The lines from the start of the data up to and including the one with "(2) 0.021 eV/Å." should be returned exactly, and nothing else.

•••••
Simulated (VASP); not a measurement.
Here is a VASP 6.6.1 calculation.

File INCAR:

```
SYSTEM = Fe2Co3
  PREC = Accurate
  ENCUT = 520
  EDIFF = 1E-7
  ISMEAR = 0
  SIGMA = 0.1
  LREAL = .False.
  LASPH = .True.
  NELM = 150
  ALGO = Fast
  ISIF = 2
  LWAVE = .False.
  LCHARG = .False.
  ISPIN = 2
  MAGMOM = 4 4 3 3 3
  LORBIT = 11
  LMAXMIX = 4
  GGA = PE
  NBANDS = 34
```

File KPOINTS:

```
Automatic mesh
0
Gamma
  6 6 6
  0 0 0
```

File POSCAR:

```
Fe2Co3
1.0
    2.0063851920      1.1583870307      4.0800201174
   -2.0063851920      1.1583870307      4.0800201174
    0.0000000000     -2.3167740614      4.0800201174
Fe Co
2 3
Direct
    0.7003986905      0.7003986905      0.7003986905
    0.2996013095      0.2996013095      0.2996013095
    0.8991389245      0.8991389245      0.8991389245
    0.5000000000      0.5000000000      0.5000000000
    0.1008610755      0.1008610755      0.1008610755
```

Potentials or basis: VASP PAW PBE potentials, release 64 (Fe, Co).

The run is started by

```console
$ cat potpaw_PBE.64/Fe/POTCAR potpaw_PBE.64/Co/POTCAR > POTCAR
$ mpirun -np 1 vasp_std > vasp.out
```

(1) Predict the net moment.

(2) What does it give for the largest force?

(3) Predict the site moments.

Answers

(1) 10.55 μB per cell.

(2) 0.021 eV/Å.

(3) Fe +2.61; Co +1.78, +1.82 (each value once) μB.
•••••

### WRITTEN ANSWER
Simulated (VASP); not a measurement.
Here is a VASP 6.6.1 calculation.

File INCAR:

```
SYSTEM = Fe2Co3
  PREC = Accurate
  ENCUT = 520
  EDIFF = 1E-7
  ISMEAR = 0
  SIGMA = 0.1
  LREAL = .False.
  LASPH = .True.
  NELM = 150
  ALGO = Fast
  ISIF = 2
  LWAVE = .False.
  LCHARG = .False.
  ISPIN = 2
  MAGMOM = 4 4 3 3 3
  LORBIT = 11
  LMAXMIX = 4
  GGA = PE
  NBANDS = 34
```

File KPOINTS:

```
Automatic mesh
0
Gamma
  6 6 6
  0 0 0
```

File POSCAR:

```
Fe2Co3
1.0
    2.0063851920      1.1583870307      4.0800201174
   -2.0063851920      1.1583870307      4.0800201174
    0.0000000000     -2.3167740614      4.0800201174
Fe Co
2 3
Direct
    0.7003986905      0.7003986905      0.7003986905
    0.2996013095      0.2996013095      0.2996013095
    0.8991389245      0.8991389245      0.8991389245
    0.5000000000      0.5000000000      0.5000000000
    0.1008610755      0.1008610755      0.1008610755
```

Potentials or basis: VASP PAW PBE potentials, release 64 (Fe, Co).

The run is started by

```console
$ cat potpaw_PBE.64/Fe/POTCAR potpaw_PBE.64/Co/POTCAR > POTCAR
$ mpirun -np 1 vasp_std > vasp.out
```

(1) Predict the net moment.

(2) What does it give for the largest force?

(3) Predict the site moments.

Answers

(1) 10.55 μB per cell.

(2) 0.021 eV/Å.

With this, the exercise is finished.